== ASSIGNMENT ==
The answer should be an exact repeat of the stretch of material below from the line containing "Answer: Gap between" through the line containing "A k mesh can miss the band edges.".

*** DATA LISTING ***
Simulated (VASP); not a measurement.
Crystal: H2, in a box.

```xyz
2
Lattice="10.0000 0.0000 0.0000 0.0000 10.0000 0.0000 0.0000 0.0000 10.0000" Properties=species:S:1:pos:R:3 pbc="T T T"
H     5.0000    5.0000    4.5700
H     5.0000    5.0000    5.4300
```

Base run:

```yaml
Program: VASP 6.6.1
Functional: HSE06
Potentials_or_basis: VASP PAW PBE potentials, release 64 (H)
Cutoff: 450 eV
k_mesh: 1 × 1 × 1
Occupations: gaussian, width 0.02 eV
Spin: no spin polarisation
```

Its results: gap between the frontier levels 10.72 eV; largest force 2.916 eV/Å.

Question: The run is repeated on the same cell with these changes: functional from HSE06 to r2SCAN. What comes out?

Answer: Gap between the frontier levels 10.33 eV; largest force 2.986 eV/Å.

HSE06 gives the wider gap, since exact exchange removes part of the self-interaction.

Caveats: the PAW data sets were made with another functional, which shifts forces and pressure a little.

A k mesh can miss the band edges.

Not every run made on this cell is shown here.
*** End of DATA LISTING ***

== PROBLEM SOLUTION ==
Answer: Gap between the frontier levels 10.33 eV; largest force 2.986 eV/Å.

HSE06 gives the wider gap, since exact exchange removes part of the self-interaction.

Caveats: the PAW data sets were made with another functional, which shifts forces and pressure a little.

A k mesh can miss the band edges.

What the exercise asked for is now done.